## Source information
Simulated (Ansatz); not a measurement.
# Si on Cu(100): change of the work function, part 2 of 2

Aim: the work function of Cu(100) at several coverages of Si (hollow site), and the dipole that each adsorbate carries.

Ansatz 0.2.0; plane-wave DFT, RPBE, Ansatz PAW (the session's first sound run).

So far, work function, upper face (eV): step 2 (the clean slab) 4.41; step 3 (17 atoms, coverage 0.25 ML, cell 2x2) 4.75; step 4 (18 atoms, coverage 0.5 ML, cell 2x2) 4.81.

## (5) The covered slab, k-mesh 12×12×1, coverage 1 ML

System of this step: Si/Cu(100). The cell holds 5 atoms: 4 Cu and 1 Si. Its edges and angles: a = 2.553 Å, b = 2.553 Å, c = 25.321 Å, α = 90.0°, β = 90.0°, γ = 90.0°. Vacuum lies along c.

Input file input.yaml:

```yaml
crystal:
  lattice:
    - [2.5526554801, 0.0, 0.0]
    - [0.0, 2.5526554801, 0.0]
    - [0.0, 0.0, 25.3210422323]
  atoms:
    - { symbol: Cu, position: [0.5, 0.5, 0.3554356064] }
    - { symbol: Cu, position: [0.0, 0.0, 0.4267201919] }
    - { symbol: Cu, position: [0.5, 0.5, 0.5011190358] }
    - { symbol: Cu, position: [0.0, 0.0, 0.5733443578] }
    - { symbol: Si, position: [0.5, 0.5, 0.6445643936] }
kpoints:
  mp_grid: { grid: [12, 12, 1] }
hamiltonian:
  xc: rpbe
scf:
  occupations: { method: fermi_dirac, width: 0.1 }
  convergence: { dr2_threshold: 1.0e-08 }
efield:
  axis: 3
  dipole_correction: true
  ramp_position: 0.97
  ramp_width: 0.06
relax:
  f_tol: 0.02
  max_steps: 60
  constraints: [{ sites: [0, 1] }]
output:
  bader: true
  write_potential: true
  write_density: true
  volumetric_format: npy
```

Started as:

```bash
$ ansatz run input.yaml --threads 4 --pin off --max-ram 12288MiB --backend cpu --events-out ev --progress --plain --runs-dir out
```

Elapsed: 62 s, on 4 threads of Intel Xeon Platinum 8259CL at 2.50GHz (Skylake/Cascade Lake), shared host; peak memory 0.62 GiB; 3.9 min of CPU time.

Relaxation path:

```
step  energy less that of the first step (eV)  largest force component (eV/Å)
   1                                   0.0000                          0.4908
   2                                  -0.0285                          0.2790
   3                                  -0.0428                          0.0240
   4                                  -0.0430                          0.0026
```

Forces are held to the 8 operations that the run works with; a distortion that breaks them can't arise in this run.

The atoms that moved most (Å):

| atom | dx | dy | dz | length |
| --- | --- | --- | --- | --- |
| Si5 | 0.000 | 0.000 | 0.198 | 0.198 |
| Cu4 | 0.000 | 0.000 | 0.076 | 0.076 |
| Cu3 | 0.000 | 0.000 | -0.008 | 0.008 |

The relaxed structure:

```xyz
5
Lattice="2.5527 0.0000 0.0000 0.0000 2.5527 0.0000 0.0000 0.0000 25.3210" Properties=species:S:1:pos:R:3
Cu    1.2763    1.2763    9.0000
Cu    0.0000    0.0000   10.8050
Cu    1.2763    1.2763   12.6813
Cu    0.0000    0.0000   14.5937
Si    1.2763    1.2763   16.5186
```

## Work order
Reproduce word for word the lines of the records above, beginning at the first and ending with the line where "Ansatz 0.2.0; plane-wave" appears, and nothing past it.

## Problem solution
Simulated (Ansatz); not a measurement.
# Si on Cu(100): change of the work function, part 2 of 2

Aim: the work function of Cu(100) at several coverages of Si (hollow site), and the dipole that each adsorbate carries.

Ansatz 0.2.0; plane-wave DFT, RPBE, Ansatz PAW (the session's first sound run).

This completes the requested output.